#####

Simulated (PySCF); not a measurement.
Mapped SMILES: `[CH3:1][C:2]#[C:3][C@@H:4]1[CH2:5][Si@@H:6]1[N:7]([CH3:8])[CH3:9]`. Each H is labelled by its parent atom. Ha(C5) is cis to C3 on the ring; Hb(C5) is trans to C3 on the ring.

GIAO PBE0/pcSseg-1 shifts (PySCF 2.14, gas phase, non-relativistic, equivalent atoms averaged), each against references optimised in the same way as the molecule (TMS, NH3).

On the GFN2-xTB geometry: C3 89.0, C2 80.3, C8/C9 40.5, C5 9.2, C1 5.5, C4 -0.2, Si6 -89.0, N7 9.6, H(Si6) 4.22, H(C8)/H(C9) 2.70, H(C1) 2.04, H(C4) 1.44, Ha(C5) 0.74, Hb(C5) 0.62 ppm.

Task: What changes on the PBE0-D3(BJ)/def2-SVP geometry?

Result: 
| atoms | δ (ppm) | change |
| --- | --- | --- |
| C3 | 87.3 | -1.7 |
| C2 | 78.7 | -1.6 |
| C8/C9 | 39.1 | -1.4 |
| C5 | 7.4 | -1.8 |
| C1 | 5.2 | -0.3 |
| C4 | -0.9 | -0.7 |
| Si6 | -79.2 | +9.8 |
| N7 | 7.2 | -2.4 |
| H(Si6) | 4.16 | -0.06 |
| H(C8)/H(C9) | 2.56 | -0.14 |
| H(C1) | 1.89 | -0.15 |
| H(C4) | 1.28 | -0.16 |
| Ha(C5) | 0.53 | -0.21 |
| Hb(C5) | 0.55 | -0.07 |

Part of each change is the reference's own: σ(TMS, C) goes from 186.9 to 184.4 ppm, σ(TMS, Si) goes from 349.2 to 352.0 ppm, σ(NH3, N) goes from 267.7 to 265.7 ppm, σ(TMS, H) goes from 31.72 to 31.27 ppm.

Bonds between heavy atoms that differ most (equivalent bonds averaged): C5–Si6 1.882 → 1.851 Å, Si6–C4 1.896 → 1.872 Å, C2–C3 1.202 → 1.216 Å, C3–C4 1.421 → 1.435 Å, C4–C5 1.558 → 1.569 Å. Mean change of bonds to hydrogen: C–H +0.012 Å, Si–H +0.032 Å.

#####

● Exercise
Starting with the first line of the entries and ending with the line that has "Part of each", copy each line exactly and add nothing.

● Response area
Simulated (PySCF); not a measurement.
Mapped SMILES: `[CH3:1][C:2]#[C:3][C@@H:4]1[CH2:5][Si@@H:6]1[N:7]([CH3:8])[CH3:9]`. Each H is labelled by its parent atom. Ha(C5) is cis to C3 on the ring; Hb(C5) is trans to C3 on the ring.

GIAO PBE0/pcSseg-1 shifts (PySCF 2.14, gas phase, non-relativistic, equivalent atoms averaged), each against references optimised in the same way as the molecule (TMS, NH3).

On the GFN2-xTB geometry: C3 89.0, C2 80.3, C8/C9 40.5, C5 9.2, C1 5.5, C4 -0.2, Si6 -89.0, N7 9.6, H(Si6) 4.22, H(C8)/H(C9) 2.70, H(C1) 2.04, H(C4) 1.44, Ha(C5) 0.74, Hb(C5) 0.62 ppm.

Task: What changes on the PBE0-D3(BJ)/def2-SVP geometry?

Result: 
| atoms | δ (ppm) | change |
| --- | --- | --- |
| C3 | 87.3 | -1.7 |
| C2 | 78.7 | -1.6 |
| C8/C9 | 39.1 | -1.4 |
| C5 | 7.4 | -1.8 |
| C1 | 5.2 | -0.3 |
| C4 | -0.9 | -0.7 |
| Si6 | -79.2 | +9.8 |
| N7 | 7.2 | -2.4 |
| H(Si6) | 4.16 | -0.06 |
| H(C8)/H(C9) | 2.56 | -0.14 |
| H(C1) | 1.89 | -0.15 |
| H(C4) | 1.28 | -0.16 |
| Ha(C5) | 0.53 | -0.21 |
| Hb(C5) | 0.55 | -0.07 |

Part of each change is the reference's own: σ(TMS, C) goes from 186.9 to 184.4 ppm, σ(TMS, Si) goes from 349.2 to 352.0 ppm, σ(NH3, N) goes from 267.7 to 265.7 ppm, σ(TMS, H) goes from 31.72 to 31.27 ppm.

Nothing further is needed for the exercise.